[Extracted records Boundary: Start]

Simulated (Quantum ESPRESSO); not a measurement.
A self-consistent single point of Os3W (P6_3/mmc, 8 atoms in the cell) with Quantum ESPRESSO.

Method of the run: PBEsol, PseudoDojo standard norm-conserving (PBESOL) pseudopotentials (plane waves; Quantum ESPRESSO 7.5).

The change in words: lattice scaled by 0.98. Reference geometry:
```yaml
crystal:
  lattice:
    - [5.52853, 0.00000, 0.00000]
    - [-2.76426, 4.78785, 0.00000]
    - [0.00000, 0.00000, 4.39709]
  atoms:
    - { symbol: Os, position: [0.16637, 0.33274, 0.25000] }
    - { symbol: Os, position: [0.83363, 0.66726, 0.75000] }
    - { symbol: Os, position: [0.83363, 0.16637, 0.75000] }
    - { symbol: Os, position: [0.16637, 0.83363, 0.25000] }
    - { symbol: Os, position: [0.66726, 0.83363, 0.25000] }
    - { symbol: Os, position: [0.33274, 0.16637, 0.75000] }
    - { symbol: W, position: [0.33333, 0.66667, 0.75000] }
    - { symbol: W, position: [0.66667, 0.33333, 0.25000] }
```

[Extracted records Boundary: End]

→ **Work order**:
The records above should be restated exactly, line for line.

→ **Exercise solution**:
Simulated (Quantum ESPRESSO); not a measurement.
A self-consistent single point of Os3W (P6_3/mmc, 8 atoms in the cell) with Quantum ESPRESSO.

Method of the run: PBEsol, PseudoDojo standard norm-conserving (PBESOL) pseudopotentials (plane waves; Quantum ESPRESSO 7.5).

The change in words: lattice scaled by 0.98. Reference geometry:
```yaml
crystal:
  lattice:
    - [5.52853, 0.00000, 0.00000]
    - [-2.76426, 4.78785, 0.00000]
    - [0.00000, 0.00000, 4.39709]
  atoms:
    - { symbol: Os, position: [0.16637, 0.33274, 0.25000] }
    - { symbol: Os, position: [0.83363, 0.66726, 0.75000] }
    - { symbol: Os, position: [0.83363, 0.16637, 0.75000] }
    - { symbol: Os, position: [0.16637, 0.83363, 0.25000] }
    - { symbol: Os, position: [0.66726, 0.83363, 0.25000] }
    - { symbol: Os, position: [0.33274, 0.16637, 0.75000] }
    - { symbol: W, position: [0.33333, 0.66667, 0.75000] }
    - { symbol: W, position: [0.66667, 0.33333, 0.25000] }
```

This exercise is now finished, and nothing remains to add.